WORK INSTRUCTION — Your task is to transcribe the entries below exactly, from their first line down to the line containing "The compound is", and to stop there.

※ ※ ※

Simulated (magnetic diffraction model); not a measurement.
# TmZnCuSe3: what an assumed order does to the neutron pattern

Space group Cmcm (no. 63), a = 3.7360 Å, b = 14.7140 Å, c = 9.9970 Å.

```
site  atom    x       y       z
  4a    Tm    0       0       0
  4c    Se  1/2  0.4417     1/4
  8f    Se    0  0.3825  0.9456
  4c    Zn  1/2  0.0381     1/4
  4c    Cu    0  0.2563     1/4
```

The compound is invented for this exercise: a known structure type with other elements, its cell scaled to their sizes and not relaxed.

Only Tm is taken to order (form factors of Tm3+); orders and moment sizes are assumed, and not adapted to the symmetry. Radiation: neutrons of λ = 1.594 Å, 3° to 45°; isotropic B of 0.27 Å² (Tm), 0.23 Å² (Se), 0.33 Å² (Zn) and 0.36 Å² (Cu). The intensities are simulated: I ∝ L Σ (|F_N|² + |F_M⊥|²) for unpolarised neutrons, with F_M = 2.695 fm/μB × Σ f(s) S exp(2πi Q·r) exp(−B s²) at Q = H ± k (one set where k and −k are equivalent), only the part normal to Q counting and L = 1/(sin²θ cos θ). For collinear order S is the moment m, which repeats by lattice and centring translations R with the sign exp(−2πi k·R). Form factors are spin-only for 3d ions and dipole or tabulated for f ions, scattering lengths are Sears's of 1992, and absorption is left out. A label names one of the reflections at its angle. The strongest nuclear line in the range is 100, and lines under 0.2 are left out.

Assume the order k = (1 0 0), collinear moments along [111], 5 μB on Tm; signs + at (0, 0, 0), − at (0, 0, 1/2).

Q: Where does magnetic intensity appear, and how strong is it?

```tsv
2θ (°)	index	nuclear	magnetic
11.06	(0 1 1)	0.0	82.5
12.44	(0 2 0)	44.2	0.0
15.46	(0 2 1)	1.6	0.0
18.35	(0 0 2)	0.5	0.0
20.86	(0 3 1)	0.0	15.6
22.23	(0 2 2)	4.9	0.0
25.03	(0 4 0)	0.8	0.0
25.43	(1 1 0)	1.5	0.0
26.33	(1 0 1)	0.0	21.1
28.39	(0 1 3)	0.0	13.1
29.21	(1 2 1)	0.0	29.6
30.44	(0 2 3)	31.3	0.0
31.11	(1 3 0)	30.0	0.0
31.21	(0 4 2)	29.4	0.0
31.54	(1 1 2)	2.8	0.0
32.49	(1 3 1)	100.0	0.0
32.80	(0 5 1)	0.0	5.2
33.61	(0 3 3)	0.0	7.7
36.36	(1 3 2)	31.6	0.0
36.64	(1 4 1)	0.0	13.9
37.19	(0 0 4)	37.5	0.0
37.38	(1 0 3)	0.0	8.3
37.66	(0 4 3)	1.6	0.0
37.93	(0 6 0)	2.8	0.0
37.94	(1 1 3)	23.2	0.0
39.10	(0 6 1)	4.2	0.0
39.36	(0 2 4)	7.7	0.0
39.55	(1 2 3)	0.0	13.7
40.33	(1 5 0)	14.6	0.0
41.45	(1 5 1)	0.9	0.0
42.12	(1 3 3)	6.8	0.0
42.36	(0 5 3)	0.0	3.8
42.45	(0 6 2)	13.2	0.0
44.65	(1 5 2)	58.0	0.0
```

※ ※ ※

TASK SOLUTION —
Simulated (magnetic diffraction model); not a measurement.
# TmZnCuSe3: what an assumed order does to the neutron pattern

Space group Cmcm (no. 63), a = 3.7360 Å, b = 14.7140 Å, c = 9.9970 Å.

```
site  atom    x       y       z
  4a    Tm    0       0       0
  4c    Se  1/2  0.4417     1/4
  8f    Se    0  0.3825  0.9456
  4c    Zn  1/2  0.0381     1/4
  4c    Cu    0  0.2563     1/4
```

The compound is invented for this exercise: a known structure type with other elements, its cell scaled to their sizes and not relaxed.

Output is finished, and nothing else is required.